• [Work instruction] Restate the opening lines of the material below word for word, stopping after the line that contains "by 1.10 eV) |".

• [Excerpted data]
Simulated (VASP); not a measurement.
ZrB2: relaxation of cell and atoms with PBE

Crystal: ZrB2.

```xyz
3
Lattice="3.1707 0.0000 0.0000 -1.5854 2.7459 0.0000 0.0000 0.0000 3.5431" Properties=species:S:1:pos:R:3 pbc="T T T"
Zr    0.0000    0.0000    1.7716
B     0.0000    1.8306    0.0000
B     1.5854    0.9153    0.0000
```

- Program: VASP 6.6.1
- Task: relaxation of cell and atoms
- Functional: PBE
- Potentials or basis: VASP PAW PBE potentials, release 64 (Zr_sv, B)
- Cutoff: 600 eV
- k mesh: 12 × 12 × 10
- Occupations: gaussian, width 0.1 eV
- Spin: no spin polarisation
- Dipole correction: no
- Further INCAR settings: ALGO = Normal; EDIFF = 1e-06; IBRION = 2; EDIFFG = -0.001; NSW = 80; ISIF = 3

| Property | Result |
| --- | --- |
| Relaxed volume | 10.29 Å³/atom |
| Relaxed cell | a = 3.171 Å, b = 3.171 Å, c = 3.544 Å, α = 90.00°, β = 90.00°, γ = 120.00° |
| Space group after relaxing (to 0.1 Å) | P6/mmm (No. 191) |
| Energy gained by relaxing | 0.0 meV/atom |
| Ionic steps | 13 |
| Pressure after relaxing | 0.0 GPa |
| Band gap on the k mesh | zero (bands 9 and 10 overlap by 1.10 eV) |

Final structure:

• [Task result]
Simulated (VASP); not a measurement.
ZrB2: relaxation of cell and atoms with PBE

Crystal: ZrB2.

```xyz
3
Lattice="3.1707 0.0000 0.0000 -1.5854 2.7459 0.0000 0.0000 0.0000 3.5431" Properties=species:S:1:pos:R:3 pbc="T T T"
Zr    0.0000    0.0000    1.7716
B     0.0000    1.8306    0.0000
B     1.5854    0.9153    0.0000
```

- Program: VASP 6.6.1
- Task: relaxation of cell and atoms
- Functional: PBE
- Potentials or basis: VASP PAW PBE potentials, release 64 (Zr_sv, B)
- Cutoff: 600 eV
- k mesh: 12 × 12 × 10
- Occupations: gaussian, width 0.1 eV
- Spin: no spin polarisation
- Dipole correction: no
- Further INCAR settings: ALGO = Normal; EDIFF = 1e-06; IBRION = 2; EDIFFG = -0.001; NSW = 80; ISIF = 3

| Property | Result |
| --- | --- |
| Relaxed volume | 10.29 Å³/atom |
| Relaxed cell | a = 3.171 Å, b = 3.171 Å, c = 3.544 Å, α = 90.00°, β = 90.00°, γ = 120.00° |
| Space group after relaxing (to 0.1 Å) | P6/mmm (No. 191) |
| Energy gained by relaxing | 0.0 meV/atom |
| Ionic steps | 13 |
| Pressure after relaxing | 0.0 GPa |
| Band gap on the k mesh | zero (bands 9 and 10 overlap by 1.10 eV) |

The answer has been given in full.